Dataset records:
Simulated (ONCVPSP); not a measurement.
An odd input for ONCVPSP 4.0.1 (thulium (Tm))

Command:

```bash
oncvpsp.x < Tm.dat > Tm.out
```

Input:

Required action: Type the data out again, exactly.

Problem solution:
Simulated (ONCVPSP); not a measurement.
An odd input for ONCVPSP 4.0.1 (thulium (Tm))

Command:

```bash
oncvpsp.x < Tm.dat > Tm.out
```

Input:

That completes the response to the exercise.